--- START ---

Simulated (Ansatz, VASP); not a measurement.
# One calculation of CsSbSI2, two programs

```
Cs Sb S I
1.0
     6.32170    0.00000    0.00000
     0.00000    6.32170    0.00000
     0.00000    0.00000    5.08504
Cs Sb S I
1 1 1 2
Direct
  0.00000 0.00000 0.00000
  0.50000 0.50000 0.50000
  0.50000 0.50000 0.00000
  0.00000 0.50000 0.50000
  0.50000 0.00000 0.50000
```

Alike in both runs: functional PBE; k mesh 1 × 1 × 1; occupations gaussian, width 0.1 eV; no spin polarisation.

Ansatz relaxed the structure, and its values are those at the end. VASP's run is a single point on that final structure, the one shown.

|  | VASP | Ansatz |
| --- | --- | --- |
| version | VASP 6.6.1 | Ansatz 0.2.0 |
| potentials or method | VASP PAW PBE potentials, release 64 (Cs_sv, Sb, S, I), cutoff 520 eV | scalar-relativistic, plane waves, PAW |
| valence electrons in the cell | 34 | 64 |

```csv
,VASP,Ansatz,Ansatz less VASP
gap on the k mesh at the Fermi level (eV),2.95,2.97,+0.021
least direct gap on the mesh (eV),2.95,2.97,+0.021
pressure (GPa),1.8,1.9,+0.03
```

--- END ---

Task item: Return exactly, and only, the lines above starting at the line that contains "Ansatz relaxed the" and ending at the line that contains "Ansatz 0.2.0 |".

Expected answer:
Ansatz relaxed the structure, and its values are those at the end. VASP's run is a single point on that final structure, the one shown.

|  | VASP | Ansatz |
| --- | --- | --- |
| version | VASP 6.6.1 | Ansatz 0.2.0 |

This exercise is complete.